MATERIAL PROVIDED:
/---

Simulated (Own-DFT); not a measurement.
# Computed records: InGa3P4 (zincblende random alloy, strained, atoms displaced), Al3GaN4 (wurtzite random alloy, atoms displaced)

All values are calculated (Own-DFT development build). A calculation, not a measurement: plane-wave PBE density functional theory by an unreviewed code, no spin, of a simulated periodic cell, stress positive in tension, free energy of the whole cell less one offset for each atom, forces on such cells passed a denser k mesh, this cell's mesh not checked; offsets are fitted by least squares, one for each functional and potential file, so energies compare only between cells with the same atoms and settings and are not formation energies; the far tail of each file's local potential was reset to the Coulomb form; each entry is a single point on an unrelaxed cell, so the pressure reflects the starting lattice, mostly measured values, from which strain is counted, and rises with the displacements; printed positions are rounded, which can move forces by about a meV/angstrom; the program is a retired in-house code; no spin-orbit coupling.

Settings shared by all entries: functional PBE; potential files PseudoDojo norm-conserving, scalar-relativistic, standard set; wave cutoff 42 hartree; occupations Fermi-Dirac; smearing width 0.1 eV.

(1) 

\---

BRIEF: Each line from the top of the records down to the one with "Settings shared by" must be retyped exactly; include both ends and nothing else.

WRITTEN RESPONSE:
Simulated (Own-DFT); not a measurement.
# Computed records: InGa3P4 (zincblende random alloy, strained, atoms displaced), Al3GaN4 (wurtzite random alloy, atoms displaced)

All values are calculated (Own-DFT development build). A calculation, not a measurement: plane-wave PBE density functional theory by an unreviewed code, no spin, of a simulated periodic cell, stress positive in tension, free energy of the whole cell less one offset for each atom, forces on such cells passed a denser k mesh, this cell's mesh not checked; offsets are fitted by least squares, one for each functional and potential file, so energies compare only between cells with the same atoms and settings and are not formation energies; the far tail of each file's local potential was reset to the Coulomb form; each entry is a single point on an unrelaxed cell, so the pressure reflects the starting lattice, mostly measured values, from which strain is counted, and rises with the displacements; printed positions are rounded, which can move forces by about a meV/angstrom; the program is a retired in-house code; no spin-orbit coupling.

Settings shared by all entries: functional PBE; potential files PseudoDojo norm-conserving, scalar-relativistic, standard set; wave cutoff 42 hartree; occupations Fermi-Dirac; smearing width 0.1 eV.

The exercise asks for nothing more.